- **Work task**:
Please restate verbatim the lines that open the listing below, ending with the line in which "the input above?**" occurs.

Dataset content Start Marker

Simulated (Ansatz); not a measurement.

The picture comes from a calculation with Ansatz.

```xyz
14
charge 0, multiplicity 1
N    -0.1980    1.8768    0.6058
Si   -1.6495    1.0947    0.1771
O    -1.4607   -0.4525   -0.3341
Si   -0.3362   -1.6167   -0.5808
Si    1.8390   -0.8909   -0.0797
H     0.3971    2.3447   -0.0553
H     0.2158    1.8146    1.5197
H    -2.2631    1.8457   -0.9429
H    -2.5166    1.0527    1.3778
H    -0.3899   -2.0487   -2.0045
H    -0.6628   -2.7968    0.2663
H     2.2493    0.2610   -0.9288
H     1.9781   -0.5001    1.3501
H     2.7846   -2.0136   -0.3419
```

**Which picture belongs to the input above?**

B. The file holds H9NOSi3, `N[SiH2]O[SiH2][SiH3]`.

Dataset content End Marker

- **Answer section**:
Simulated (Ansatz); not a measurement.

The picture comes from a calculation with Ansatz.

```xyz
14
charge 0, multiplicity 1
N    -0.1980    1.8768    0.6058
Si   -1.6495    1.0947    0.1771
O    -1.4607   -0.4525   -0.3341
Si   -0.3362   -1.6167   -0.5808
Si    1.8390   -0.8909   -0.0797
H     0.3971    2.3447   -0.0553
H     0.2158    1.8146    1.5197
H    -2.2631    1.8457   -0.9429
H    -2.5166    1.0527    1.3778
H    -0.3899   -2.0487   -2.0045
H    -0.6628   -2.7968    0.2663
H     2.2493    0.2610   -0.9288
H     1.9781   -0.5001    1.3501
H     2.7846   -2.0136   -0.3419
```

**Which picture belongs to the input above?**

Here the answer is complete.